== Segment start ==
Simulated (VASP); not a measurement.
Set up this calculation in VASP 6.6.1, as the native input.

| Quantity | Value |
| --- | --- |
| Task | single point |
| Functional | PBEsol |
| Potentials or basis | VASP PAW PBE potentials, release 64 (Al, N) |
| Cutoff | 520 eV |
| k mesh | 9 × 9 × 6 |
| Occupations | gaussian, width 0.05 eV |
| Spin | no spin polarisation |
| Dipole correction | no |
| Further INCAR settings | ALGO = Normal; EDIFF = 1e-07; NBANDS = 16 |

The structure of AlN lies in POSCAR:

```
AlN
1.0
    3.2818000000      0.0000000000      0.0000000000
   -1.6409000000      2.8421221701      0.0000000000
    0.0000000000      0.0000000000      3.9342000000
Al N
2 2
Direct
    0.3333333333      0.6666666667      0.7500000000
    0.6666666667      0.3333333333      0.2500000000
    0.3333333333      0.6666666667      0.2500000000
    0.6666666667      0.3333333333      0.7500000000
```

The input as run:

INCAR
== Segment end ==

Work request =
The stretch of entries above that starts with the line containing "64 (Al, N) |" and goes on through the line containing "The input as" is to be transcribed exactly, and no other line is to be transcribed.

Solution =
| Potentials or basis | VASP PAW PBE potentials, release 64 (Al, N) |
| Cutoff | 520 eV |
| k mesh | 9 × 9 × 6 |
| Occupations | gaussian, width 0.05 eV |
| Spin | no spin polarisation |
| Dipole correction | no |
| Further INCAR settings | ALGO = Normal; EDIFF = 1e-07; NBANDS = 16 |

The structure of AlN lies in POSCAR:

```
AlN
1.0
    3.2818000000      0.0000000000      0.0000000000
   -1.6409000000      2.8421221701      0.0000000000
    0.0000000000      0.0000000000      3.9342000000
Al N
2 2
Direct
    0.3333333333      0.6666666667      0.7500000000
    0.6666666667      0.3333333333      0.2500000000
    0.3333333333      0.6666666667      0.2500000000
    0.6666666667      0.3333333333      0.7500000000
```

The input as run:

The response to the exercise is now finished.